Work instruction: Please copy out the records that follow, word for word.

Data:
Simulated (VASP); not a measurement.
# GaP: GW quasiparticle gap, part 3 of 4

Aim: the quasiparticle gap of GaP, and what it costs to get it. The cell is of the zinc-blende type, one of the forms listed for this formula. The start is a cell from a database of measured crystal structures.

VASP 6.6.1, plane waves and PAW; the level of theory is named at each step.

Your solution:
Simulated (VASP); not a measurement.
# GaP: GW quasiparticle gap, part 3 of 4

Aim: the quasiparticle gap of GaP, and what it costs to get it. The cell is of the zinc-blende type, one of the forms listed for this formula. The start is a cell from a database of measured crystal structures.

VASP 6.6.1, plane waves and PAW; the level of theory is named at each step.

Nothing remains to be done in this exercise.